Requirement -> From the first line of the entries below, reproduce everything exactly through the line with "Levels at points", and nothing more.

Entries shown ->
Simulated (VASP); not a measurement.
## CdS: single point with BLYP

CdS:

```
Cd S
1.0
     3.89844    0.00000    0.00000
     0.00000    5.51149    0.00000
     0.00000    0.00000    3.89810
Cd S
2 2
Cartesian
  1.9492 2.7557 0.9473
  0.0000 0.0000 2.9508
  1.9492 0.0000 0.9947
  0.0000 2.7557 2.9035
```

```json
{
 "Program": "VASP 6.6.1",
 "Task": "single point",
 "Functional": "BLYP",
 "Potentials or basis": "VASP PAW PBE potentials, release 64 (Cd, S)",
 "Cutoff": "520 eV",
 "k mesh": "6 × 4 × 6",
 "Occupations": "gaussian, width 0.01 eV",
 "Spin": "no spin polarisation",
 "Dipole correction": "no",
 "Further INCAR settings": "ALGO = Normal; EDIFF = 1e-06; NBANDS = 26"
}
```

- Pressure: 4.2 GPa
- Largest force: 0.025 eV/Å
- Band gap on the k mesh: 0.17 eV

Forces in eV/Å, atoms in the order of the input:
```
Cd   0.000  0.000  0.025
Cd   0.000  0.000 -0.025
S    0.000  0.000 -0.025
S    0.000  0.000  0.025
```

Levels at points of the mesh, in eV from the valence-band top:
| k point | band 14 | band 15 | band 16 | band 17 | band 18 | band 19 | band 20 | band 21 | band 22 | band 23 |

Problem solution ->
Simulated (VASP); not a measurement.
## CdS: single point with BLYP

CdS:

```
Cd S
1.0
     3.89844    0.00000    0.00000
     0.00000    5.51149    0.00000
     0.00000    0.00000    3.89810
Cd S
2 2
Cartesian
  1.9492 2.7557 0.9473
  0.0000 0.0000 2.9508
  1.9492 0.0000 0.9947
  0.0000 2.7557 2.9035
```

```json
{
 "Program": "VASP 6.6.1",
 "Task": "single point",
 "Functional": "BLYP",
 "Potentials or basis": "VASP PAW PBE potentials, release 64 (Cd, S)",
 "Cutoff": "520 eV",
 "k mesh": "6 × 4 × 6",
 "Occupations": "gaussian, width 0.01 eV",
 "Spin": "no spin polarisation",
 "Dipole correction": "no",
 "Further INCAR settings": "ALGO = Normal; EDIFF = 1e-06; NBANDS = 26"
}
```

- Pressure: 4.2 GPa
- Largest force: 0.025 eV/Å
- Band gap on the k mesh: 0.17 eV

Forces in eV/Å, atoms in the order of the input:
```
Cd   0.000  0.000  0.025
Cd   0.000  0.000 -0.025
S    0.000  0.000 -0.025
S    0.000  0.000  0.025
```

Levels at points of the mesh, in eV from the valence-band top:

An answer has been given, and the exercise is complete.